__Extracted information__
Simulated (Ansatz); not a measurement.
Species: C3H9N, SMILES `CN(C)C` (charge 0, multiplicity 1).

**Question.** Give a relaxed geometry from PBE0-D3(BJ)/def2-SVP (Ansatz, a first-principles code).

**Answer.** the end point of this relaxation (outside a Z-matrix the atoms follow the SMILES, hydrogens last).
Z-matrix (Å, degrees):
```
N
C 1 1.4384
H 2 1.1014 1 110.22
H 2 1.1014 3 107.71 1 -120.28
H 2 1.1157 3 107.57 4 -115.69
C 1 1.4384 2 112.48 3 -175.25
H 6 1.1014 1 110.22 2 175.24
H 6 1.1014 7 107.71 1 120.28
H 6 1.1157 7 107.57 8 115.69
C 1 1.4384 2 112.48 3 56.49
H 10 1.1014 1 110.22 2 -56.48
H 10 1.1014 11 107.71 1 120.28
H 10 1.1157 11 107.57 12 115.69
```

__Task item__
Repeat exactly, please, each line from the beginning of the data through the line with "a first-principles code)." in it, and only those lines.

__Task solution__
Simulated (Ansatz); not a measurement.
Species: C3H9N, SMILES `CN(C)C` (charge 0, multiplicity 1).

**Question.** Give a relaxed geometry from PBE0-D3(BJ)/def2-SVP (Ansatz, a first-principles code).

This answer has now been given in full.